Work task
Give again, word for word, each line below starting at the one that contains "sign is arbitrary).*" and ending at the one that contains "These are results".

Provided records

=-=-=-=-=

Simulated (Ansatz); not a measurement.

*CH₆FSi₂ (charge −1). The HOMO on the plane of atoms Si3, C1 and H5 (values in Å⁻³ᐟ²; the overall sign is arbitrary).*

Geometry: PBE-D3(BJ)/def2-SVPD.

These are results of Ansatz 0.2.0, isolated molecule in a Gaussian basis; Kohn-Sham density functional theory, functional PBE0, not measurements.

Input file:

=-=-=-=-=

Task answer
*CH₆FSi₂ (charge −1). The HOMO on the plane of atoms Si3, C1 and H5 (values in Å⁻³ᐟ²; the overall sign is arbitrary).*

Geometry: PBE-D3(BJ)/def2-SVPD.

These are results of Ansatz 0.2.0, isolated molecule in a Gaussian basis; Kohn-Sham density functional theory, functional PBE0, not measurements.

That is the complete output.